Work item: Take the data below. Output it exactly from its first line through the line containing "of this run.".

-- Data extracts follows --

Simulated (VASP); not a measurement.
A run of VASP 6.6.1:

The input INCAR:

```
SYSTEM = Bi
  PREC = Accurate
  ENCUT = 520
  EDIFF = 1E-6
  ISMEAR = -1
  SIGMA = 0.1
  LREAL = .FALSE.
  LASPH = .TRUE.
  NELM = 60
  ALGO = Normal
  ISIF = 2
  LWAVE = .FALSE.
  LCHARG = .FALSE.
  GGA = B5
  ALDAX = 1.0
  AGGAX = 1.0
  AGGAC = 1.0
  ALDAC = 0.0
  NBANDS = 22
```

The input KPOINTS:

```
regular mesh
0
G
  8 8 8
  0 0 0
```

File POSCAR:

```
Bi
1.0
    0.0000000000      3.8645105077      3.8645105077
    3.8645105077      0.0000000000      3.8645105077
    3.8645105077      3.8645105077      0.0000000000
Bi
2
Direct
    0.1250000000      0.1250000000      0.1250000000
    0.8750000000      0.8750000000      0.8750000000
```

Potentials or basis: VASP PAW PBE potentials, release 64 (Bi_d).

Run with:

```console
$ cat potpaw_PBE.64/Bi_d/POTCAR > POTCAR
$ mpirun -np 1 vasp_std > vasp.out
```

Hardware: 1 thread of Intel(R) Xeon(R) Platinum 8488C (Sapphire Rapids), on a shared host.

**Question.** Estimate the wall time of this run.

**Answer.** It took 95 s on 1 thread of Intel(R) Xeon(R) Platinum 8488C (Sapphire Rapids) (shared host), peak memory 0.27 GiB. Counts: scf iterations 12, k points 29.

-- Data extracts concluded --

Your response:
Simulated (VASP); not a measurement.
A run of VASP 6.6.1:

The input INCAR:

```
SYSTEM = Bi
  PREC = Accurate
  ENCUT = 520
  EDIFF = 1E-6
  ISMEAR = -1
  SIGMA = 0.1
  LREAL = .FALSE.
  LASPH = .TRUE.
  NELM = 60
  ALGO = Normal
  ISIF = 2
  LWAVE = .FALSE.
  LCHARG = .FALSE.
  GGA = B5
  ALDAX = 1.0
  AGGAX = 1.0
  AGGAC = 1.0
  ALDAC = 0.0
  NBANDS = 22
```

The input KPOINTS:

```
regular mesh
0
G
  8 8 8
  0 0 0
```

File POSCAR:

```
Bi
1.0
    0.0000000000      3.8645105077      3.8645105077
    3.8645105077      0.0000000000      3.8645105077
    3.8645105077      3.8645105077      0.0000000000
Bi
2
Direct
    0.1250000000      0.1250000000      0.1250000000
    0.8750000000      0.8750000000      0.8750000000
```

Potentials or basis: VASP PAW PBE potentials, release 64 (Bi_d).

Run with:

```console
$ cat potpaw_PBE.64/Bi_d/POTCAR > POTCAR
$ mpirun -np 1 vasp_std > vasp.out
```

Hardware: 1 thread of Intel(R) Xeon(R) Platinum 8488C (Sapphire Rapids), on a shared host.

**Question.** Estimate the wall time of this run.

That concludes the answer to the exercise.